REQUIRED ACTION: Would you reproduce the entries exactly, including every line?

════

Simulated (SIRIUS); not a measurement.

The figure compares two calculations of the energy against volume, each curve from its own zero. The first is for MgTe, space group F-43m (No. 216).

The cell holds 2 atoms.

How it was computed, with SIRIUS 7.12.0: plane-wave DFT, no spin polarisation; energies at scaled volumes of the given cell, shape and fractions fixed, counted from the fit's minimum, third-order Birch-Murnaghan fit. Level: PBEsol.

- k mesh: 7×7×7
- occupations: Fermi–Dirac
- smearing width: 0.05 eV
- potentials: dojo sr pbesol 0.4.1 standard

════

WORKED SOLUTION:
Simulated (SIRIUS); not a measurement.

The figure compares two calculations of the energy against volume, each curve from its own zero. The first is for MgTe, space group F-43m (No. 216).

The cell holds 2 atoms.

How it was computed, with SIRIUS 7.12.0: plane-wave DFT, no spin polarisation; energies at scaled volumes of the given cell, shape and fractions fixed, counted from the fit's minimum, third-order Birch-Murnaghan fit. Level: PBEsol.

- k mesh: 7×7×7
- occupations: Fermi–Dirac
- smearing width: 0.05 eV
- potentials: dojo sr pbesol 0.4.1 standard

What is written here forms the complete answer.